**Work task:**
Up to and including the line with "6.24 | -0.89 |", reproduce the listing below exactly, beginning at its first line.

**Provided records:**
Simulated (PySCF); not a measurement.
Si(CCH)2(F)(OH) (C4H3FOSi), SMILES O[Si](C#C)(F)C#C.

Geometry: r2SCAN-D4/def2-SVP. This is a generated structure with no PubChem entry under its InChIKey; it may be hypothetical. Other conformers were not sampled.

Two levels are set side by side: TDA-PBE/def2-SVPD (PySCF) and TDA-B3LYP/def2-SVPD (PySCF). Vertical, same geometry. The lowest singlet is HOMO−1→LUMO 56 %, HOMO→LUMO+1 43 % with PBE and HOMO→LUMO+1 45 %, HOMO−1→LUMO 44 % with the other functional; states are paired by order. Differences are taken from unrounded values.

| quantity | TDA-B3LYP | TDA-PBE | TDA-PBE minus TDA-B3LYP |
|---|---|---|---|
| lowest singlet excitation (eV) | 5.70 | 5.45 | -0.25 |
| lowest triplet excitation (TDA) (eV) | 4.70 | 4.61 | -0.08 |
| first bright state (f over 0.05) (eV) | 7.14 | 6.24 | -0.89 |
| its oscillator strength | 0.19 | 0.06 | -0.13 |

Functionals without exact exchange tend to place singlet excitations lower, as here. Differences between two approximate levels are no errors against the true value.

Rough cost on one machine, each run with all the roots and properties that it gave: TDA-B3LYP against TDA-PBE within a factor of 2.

**Task answer:**
Simulated (PySCF); not a measurement.
Si(CCH)2(F)(OH) (C4H3FOSi), SMILES O[Si](C#C)(F)C#C.

Geometry: r2SCAN-D4/def2-SVP. This is a generated structure with no PubChem entry under its InChIKey; it may be hypothetical. Other conformers were not sampled.

Two levels are set side by side: TDA-PBE/def2-SVPD (PySCF) and TDA-B3LYP/def2-SVPD (PySCF). Vertical, same geometry. The lowest singlet is HOMO−1→LUMO 56 %, HOMO→LUMO+1 43 % with PBE and HOMO→LUMO+1 45 %, HOMO−1→LUMO 44 % with the other functional; states are paired by order. Differences are taken from unrounded values.

| quantity | TDA-B3LYP | TDA-PBE | TDA-PBE minus TDA-B3LYP |
|---|---|---|---|
| lowest singlet excitation (eV) | 5.70 | 5.45 | -0.25 |
| lowest triplet excitation (TDA) (eV) | 4.70 | 4.61 | -0.08 |
| first bright state (f over 0.05) (eV) | 7.14 | 6.24 | -0.89 |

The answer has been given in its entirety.